■ RECORDS PROVIDED:

********************

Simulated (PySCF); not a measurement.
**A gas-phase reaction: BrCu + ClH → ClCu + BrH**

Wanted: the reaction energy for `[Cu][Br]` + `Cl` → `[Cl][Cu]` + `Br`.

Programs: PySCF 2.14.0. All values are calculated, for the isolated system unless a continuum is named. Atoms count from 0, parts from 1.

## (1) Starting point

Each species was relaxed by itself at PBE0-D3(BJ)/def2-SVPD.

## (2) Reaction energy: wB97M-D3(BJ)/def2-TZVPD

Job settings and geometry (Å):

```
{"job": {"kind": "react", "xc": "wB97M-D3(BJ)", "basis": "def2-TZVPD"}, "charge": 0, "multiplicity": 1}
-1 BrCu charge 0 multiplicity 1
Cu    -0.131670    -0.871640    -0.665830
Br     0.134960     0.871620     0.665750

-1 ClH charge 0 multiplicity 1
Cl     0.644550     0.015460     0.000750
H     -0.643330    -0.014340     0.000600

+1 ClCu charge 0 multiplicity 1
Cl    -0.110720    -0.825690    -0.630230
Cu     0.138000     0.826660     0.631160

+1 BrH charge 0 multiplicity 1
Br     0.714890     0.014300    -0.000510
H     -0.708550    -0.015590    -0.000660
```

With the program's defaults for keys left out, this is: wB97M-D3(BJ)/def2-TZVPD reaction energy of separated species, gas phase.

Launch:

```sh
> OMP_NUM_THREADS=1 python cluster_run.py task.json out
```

********************

■ TASK ITEM: From the first line of the entries above to the line with "## (1) Starting point", please return every line exactly, keeping both ends.

■ TASK OUTPUT:
Simulated (PySCF); not a measurement.
**A gas-phase reaction: BrCu + ClH → ClCu + BrH**

Wanted: the reaction energy for `[Cu][Br]` + `Cl` → `[Cl][Cu]` + `Br`.

Programs: PySCF 2.14.0. All values are calculated, for the isolated system unless a continuum is named. Atoms count from 0, parts from 1.

## (1) Starting point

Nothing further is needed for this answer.